◆ **DATA UNDER STUDY**
○ ○ ○ ○ ○

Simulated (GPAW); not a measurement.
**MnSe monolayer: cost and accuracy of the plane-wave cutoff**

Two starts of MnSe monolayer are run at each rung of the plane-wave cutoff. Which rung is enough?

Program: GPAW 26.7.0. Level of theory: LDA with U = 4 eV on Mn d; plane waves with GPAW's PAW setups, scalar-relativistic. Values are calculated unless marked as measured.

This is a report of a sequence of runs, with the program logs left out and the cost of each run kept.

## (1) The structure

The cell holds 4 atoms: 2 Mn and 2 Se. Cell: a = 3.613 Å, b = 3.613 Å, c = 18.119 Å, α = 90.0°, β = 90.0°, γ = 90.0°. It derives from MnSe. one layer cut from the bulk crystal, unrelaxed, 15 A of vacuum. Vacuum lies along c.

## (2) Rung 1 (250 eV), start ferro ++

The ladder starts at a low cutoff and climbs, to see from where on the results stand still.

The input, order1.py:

○ ○ ○ ○ ○

◆ **BRIEF**
Repeat the entire listing above, keeping every line exactly the same.

◆ **ANSWER AREA**
Simulated (GPAW); not a measurement.
**MnSe monolayer: cost and accuracy of the plane-wave cutoff**

Two starts of MnSe monolayer are run at each rung of the plane-wave cutoff. Which rung is enough?

Program: GPAW 26.7.0. Level of theory: LDA with U = 4 eV on Mn d; plane waves with GPAW's PAW setups, scalar-relativistic. Values are calculated unless marked as measured.

This is a report of a sequence of runs, with the program logs left out and the cost of each run kept.

## (1) The structure

The cell holds 4 atoms: 2 Mn and 2 Se. Cell: a = 3.613 Å, b = 3.613 Å, c = 18.119 Å, α = 90.0°, β = 90.0°, γ = 90.0°. It derives from MnSe. one layer cut from the bulk crystal, unrelaxed, 15 A of vacuum. Vacuum lies along c.

## (2) Rung 1 (250 eV), start ferro ++

The ladder starts at a low cutoff and climbs, to see from where on the results stand still.

The input, order1.py:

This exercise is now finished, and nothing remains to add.